> **Requirement**: An exact copy of all the data is the required output.

= = =

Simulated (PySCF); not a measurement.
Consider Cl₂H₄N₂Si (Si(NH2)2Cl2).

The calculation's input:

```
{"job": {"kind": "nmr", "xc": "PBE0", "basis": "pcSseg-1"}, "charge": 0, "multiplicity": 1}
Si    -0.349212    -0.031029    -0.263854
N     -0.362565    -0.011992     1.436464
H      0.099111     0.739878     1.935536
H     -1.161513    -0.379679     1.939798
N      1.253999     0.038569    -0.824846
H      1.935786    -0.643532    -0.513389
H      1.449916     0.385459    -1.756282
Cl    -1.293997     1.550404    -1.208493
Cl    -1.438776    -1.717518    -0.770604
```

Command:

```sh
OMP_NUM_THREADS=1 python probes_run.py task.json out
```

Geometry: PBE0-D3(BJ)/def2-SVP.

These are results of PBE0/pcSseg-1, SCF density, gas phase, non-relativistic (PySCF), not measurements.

= = =

> **Exercise output**:
Simulated (PySCF); not a measurement.
Consider Cl₂H₄N₂Si (Si(NH2)2Cl2).

The calculation's input:

```
{"job": {"kind": "nmr", "xc": "PBE0", "basis": "pcSseg-1"}, "charge": 0, "multiplicity": 1}
Si    -0.349212    -0.031029    -0.263854
N     -0.362565    -0.011992     1.436464
H      0.099111     0.739878     1.935536
H     -1.161513    -0.379679     1.939798
N      1.253999     0.038569    -0.824846
H      1.935786    -0.643532    -0.513389
H      1.449916     0.385459    -1.756282
Cl    -1.293997     1.550404    -1.208493
Cl    -1.438776    -1.717518    -0.770604
```

Command:

```sh
OMP_NUM_THREADS=1 python probes_run.py task.json out
```

Geometry: PBE0-D3(BJ)/def2-SVP.

These are results of PBE0/pcSseg-1, SCF density, gas phase, non-relativistic (PySCF), not measurements.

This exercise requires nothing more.